Work request:
Lines from the top of the entries down to the line with "Levels (all Ansatz, a" must be set down exactly as they stand, with both ends retained.

Data under study:
=-=-=-=-=
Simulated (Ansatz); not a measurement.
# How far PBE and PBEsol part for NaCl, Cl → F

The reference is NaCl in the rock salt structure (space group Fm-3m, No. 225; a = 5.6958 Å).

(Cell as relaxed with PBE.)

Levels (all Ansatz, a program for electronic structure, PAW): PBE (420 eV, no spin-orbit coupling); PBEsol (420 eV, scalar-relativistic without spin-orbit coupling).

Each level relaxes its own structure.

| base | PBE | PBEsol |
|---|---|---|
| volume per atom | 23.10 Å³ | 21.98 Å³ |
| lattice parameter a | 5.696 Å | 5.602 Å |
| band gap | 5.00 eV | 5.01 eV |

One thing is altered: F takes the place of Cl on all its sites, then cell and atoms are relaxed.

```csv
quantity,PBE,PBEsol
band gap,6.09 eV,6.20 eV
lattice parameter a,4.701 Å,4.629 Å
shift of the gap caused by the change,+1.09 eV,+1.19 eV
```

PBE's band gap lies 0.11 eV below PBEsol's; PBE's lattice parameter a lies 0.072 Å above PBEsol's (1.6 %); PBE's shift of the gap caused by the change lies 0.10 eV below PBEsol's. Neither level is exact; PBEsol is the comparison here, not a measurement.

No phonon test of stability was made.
=-=-=-=-=

Reply:
Simulated (Ansatz); not a measurement.
# How far PBE and PBEsol part for NaCl, Cl → F

The reference is NaCl in the rock salt structure (space group Fm-3m, No. 225; a = 5.6958 Å).

(Cell as relaxed with PBE.)

Levels (all Ansatz, a program for electronic structure, PAW): PBE (420 eV, no spin-orbit coupling); PBEsol (420 eV, scalar-relativistic without spin-orbit coupling).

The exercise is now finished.